_Work task_
Only one stretch of the listing below is wanted. Give it again exactly, from the line with "Task: What do rigid-rotor, harmonic-oscillator" through the line with "Result: The calculation".

━━━ Study material ━━━
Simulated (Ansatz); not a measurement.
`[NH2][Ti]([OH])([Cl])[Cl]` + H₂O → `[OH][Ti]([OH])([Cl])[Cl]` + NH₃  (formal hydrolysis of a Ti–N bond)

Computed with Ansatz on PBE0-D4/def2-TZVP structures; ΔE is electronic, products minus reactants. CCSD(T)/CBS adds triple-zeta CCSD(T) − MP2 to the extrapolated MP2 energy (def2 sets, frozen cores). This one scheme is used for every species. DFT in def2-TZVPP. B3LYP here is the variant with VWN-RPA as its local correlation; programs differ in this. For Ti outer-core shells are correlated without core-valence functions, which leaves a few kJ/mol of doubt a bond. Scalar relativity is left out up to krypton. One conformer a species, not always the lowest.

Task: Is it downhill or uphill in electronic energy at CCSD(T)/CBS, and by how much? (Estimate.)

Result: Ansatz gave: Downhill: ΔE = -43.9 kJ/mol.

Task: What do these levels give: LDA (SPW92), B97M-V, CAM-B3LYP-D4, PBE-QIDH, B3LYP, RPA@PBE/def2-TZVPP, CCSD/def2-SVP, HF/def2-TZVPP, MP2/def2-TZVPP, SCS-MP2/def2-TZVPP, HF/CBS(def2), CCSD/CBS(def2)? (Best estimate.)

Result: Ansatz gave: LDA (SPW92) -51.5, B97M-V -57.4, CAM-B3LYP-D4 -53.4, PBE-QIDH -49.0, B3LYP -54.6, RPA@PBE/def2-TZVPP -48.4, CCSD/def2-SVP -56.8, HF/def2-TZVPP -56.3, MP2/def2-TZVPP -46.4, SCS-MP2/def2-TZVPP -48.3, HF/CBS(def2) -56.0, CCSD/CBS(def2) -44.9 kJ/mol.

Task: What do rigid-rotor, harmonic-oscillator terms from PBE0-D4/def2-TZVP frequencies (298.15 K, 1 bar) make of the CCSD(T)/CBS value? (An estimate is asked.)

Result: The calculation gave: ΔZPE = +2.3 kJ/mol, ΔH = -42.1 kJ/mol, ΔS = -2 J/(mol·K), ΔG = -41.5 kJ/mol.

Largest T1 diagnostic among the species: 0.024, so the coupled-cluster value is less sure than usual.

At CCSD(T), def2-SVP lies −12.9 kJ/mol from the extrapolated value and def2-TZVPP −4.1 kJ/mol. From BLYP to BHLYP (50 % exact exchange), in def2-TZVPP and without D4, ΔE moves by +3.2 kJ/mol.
━━━

_Exercise output_
Task: What do rigid-rotor, harmonic-oscillator terms from PBE0-D4/def2-TZVP frequencies (298.15 K, 1 bar) make of the CCSD(T)/CBS value? (An estimate is asked.)

Result: The calculation gave: ΔZPE = +2.3 kJ/mol, ΔH = -42.1 kJ/mol, ΔS = -2 J/(mol·K), ΔG = -41.5 kJ/mol.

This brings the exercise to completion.